Activity –
Up to and including the line with "The settings run", return every line from the start of the entries below exactly.

Extracted entries –
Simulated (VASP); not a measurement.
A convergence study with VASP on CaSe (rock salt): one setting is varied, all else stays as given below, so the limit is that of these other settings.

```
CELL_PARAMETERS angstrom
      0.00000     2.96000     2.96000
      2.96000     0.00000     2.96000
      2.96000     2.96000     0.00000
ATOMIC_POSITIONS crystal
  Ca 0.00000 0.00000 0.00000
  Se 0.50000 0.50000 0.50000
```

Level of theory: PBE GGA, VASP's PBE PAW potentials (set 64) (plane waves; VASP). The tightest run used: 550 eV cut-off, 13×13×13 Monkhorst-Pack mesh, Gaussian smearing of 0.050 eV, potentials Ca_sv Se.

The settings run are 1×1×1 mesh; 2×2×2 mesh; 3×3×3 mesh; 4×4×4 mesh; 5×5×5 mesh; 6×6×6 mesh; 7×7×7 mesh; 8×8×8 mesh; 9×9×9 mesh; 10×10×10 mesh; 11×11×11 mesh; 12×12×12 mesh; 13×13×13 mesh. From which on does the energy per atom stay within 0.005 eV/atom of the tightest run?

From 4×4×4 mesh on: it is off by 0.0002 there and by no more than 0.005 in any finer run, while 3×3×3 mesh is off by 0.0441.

Answer space –
Simulated (VASP); not a measurement.
A convergence study with VASP on CaSe (rock salt): one setting is varied, all else stays as given below, so the limit is that of these other settings.

```
CELL_PARAMETERS angstrom
      0.00000     2.96000     2.96000
      2.96000     0.00000     2.96000
      2.96000     2.96000     0.00000
ATOMIC_POSITIONS crystal
  Ca 0.00000 0.00000 0.00000
  Se 0.50000 0.50000 0.50000
```

Level of theory: PBE GGA, VASP's PBE PAW potentials (set 64) (plane waves; VASP). The tightest run used: 550 eV cut-off, 13×13×13 Monkhorst-Pack mesh, Gaussian smearing of 0.050 eV, potentials Ca_sv Se.

The settings run are 1×1×1 mesh; 2×2×2 mesh; 3×3×3 mesh; 4×4×4 mesh; 5×5×5 mesh; 6×6×6 mesh; 7×7×7 mesh; 8×8×8 mesh; 9×9×9 mesh; 10×10×10 mesh; 11×11×11 mesh; 12×12×12 mesh; 13×13×13 mesh. From which on does the energy per atom stay within 0.005 eV/atom of the tightest run?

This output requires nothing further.